## ACTIVITY
Each line from the start of the listing below through the line containing "Method of the" should be reproduced exactly, with no others.

## SOURCE DATA
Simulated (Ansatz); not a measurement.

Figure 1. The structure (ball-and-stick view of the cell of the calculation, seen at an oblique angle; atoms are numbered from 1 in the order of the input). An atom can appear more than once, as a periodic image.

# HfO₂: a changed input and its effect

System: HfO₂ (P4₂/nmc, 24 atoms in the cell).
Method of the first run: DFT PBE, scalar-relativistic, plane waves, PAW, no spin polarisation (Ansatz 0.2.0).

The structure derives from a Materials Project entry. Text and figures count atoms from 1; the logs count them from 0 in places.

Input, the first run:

## EXERCISE RESULT
Simulated (Ansatz); not a measurement.

Figure 1. The structure (ball-and-stick view of the cell of the calculation, seen at an oblique angle; atoms are numbered from 1 in the order of the input). An atom can appear more than once, as a periodic image.

# HfO₂: a changed input and its effect

System: HfO₂ (P4₂/nmc, 24 atoms in the cell).
Method of the first run: DFT PBE, scalar-relativistic, plane waves, PAW, no spin polarisation (Ansatz 0.2.0).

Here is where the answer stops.